+++ RAW DATA
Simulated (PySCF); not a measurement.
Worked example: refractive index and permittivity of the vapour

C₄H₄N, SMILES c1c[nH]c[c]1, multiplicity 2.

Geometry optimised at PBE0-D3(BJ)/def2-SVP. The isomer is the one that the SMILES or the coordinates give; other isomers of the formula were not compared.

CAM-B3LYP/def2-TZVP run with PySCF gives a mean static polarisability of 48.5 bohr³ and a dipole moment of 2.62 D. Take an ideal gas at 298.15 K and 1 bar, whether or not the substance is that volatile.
++++++

• **BRIEF**:
Repeat the entries exactly, leaving nothing out.

• **WRITTEN ANSWER**:
Simulated (PySCF); not a measurement.
Worked example: refractive index and permittivity of the vapour

C₄H₄N, SMILES c1c[nH]c[c]1, multiplicity 2.

Geometry optimised at PBE0-D3(BJ)/def2-SVP. The isomer is the one that the SMILES or the coordinates give; other isomers of the formula were not compared.

CAM-B3LYP/def2-TZVP run with PySCF gives a mean static polarisability of 48.5 bohr³ and a dipole moment of 2.62 D. Take an ideal gas at 298.15 K and 1 bar, whether or not the substance is that volatile.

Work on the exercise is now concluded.